• • •
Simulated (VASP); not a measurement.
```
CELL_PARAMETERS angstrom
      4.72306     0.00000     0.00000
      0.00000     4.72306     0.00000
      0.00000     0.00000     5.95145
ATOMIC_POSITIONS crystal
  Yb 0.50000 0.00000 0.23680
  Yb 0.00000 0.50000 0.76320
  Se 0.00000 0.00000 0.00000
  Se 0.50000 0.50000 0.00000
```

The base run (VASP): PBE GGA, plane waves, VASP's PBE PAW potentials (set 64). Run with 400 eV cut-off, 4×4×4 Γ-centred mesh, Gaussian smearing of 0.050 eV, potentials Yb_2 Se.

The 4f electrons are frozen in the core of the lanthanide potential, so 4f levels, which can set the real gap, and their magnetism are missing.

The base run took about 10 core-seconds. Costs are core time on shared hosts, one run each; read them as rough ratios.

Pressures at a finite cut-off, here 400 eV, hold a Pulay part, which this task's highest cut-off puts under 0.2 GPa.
• • •

Required action => Output the material above exactly, but only from the line that carries "The 4f electrons" through the line that carries "The base run took".

Expected answer =>
The 4f electrons are frozen in the core of the lanthanide potential, so 4f levels, which can set the real gap, and their magnetism are missing.

The base run took about 10 core-seconds. Costs are core time on shared hosts, one run each; read them as rough ratios.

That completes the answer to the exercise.